» **WORK TASK**: Transcribe every entry precisely, omitting nothing.

======== DATA FOR REVIEW

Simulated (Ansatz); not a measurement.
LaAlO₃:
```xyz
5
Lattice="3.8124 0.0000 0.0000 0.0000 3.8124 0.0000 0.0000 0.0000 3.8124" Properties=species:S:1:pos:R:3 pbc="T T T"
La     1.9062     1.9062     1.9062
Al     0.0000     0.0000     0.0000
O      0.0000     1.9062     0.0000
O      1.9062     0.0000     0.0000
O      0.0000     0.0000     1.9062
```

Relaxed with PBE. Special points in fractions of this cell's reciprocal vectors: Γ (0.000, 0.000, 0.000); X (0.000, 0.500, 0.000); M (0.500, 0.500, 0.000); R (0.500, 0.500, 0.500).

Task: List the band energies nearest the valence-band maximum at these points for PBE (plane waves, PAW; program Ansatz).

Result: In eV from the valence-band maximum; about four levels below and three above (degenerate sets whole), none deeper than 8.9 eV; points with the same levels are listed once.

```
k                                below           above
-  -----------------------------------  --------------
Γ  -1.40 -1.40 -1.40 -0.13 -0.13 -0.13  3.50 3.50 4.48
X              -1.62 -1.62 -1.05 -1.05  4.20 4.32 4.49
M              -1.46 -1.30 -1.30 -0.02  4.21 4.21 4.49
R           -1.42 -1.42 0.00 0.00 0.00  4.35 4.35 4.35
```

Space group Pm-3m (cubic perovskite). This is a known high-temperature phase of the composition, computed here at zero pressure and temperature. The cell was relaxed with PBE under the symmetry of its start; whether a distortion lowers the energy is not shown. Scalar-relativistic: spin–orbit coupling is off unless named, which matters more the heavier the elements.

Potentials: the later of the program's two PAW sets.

================

» **WRITTEN ANSWER**:
Simulated (Ansatz); not a measurement.
LaAlO₃:
```xyz
5
Lattice="3.8124 0.0000 0.0000 0.0000 3.8124 0.0000 0.0000 0.0000 3.8124" Properties=species:S:1:pos:R:3 pbc="T T T"
La     1.9062     1.9062     1.9062
Al     0.0000     0.0000     0.0000
O      0.0000     1.9062     0.0000
O      1.9062     0.0000     0.0000
O      0.0000     0.0000     1.9062
```

Relaxed with PBE. Special points in fractions of this cell's reciprocal vectors: Γ (0.000, 0.000, 0.000); X (0.000, 0.500, 0.000); M (0.500, 0.500, 0.000); R (0.500, 0.500, 0.500).

Task: List the band energies nearest the valence-band maximum at these points for PBE (plane waves, PAW; program Ansatz).

Result: In eV from the valence-band maximum; about four levels below and three above (degenerate sets whole), none deeper than 8.9 eV; points with the same levels are listed once.

```
k                                below           above
-  -----------------------------------  --------------
Γ  -1.40 -1.40 -1.40 -0.13 -0.13 -0.13  3.50 3.50 4.48
X              -1.62 -1.62 -1.05 -1.05  4.20 4.32 4.49
M              -1.46 -1.30 -1.30 -0.02  4.21 4.21 4.49
R           -1.42 -1.42 0.00 0.00 0.00  4.35 4.35 4.35
```

Space group Pm-3m (cubic perovskite). This is a known high-temperature phase of the composition, computed here at zero pressure and temperature. The cell was relaxed with PBE under the symmetry of its start; whether a distortion lowers the energy is not shown. Scalar-relativistic: spin–orbit coupling is off unless named, which matters more the heavier the elements.

Potentials: the later of the program's two PAW sets.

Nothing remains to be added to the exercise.